* Activity *
In exact form, set down only those lines of the material that run from its first line to the line with "The start comes", inclusive.

* Dataset records *
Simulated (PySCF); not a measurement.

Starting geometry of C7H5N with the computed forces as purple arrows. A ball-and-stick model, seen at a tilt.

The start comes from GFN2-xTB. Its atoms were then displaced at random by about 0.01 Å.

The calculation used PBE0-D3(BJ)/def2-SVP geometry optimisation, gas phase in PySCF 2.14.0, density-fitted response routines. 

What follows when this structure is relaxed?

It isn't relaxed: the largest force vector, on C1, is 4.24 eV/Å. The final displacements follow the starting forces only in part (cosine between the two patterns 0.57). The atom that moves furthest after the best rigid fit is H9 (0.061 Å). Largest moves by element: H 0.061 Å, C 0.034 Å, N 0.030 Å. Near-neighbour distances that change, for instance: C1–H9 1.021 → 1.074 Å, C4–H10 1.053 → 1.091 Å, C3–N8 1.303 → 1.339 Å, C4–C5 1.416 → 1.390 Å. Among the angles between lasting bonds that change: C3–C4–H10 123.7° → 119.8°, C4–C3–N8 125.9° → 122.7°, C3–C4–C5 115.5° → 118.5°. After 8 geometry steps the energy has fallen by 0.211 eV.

* Expected answer *
Simulated (PySCF); not a measurement.

Starting geometry of C7H5N with the computed forces as purple arrows. A ball-and-stick model, seen at a tilt.

The start comes from GFN2-xTB. Its atoms were then displaced at random by about 0.01 Å.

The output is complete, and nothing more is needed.